→ **Provided data**:
_ _ _

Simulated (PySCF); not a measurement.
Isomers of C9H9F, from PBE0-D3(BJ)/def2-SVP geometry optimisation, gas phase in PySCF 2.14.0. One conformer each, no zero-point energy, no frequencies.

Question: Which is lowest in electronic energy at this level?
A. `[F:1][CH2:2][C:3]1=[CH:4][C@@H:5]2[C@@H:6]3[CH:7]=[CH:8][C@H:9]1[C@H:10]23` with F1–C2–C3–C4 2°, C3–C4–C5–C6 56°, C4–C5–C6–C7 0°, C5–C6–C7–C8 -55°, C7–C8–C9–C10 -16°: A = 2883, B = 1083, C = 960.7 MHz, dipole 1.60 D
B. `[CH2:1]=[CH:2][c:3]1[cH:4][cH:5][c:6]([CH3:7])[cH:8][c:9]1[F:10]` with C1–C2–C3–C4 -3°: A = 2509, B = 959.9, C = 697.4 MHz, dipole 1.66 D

_ _ _

→ **Work order**: Set the material down exactly as written, starting at its first line. The line containing "dipole 1.60 D" is the last one to include.

→ **Written reply**:
Simulated (PySCF); not a measurement.
Isomers of C9H9F, from PBE0-D3(BJ)/def2-SVP geometry optimisation, gas phase in PySCF 2.14.0. One conformer each, no zero-point energy, no frequencies.

Question: Which is lowest in electronic energy at this level?
A. `[F:1][CH2:2][C:3]1=[CH:4][C@@H:5]2[C@@H:6]3[CH:7]=[CH:8][C@H:9]1[C@H:10]23` with F1–C2–C3–C4 2°, C3–C4–C5–C6 56°, C4–C5–C6–C7 0°, C5–C6–C7–C8 -55°, C7–C8–C9–C10 -16°: A = 2883, B = 1083, C = 960.7 MHz, dipole 1.60 D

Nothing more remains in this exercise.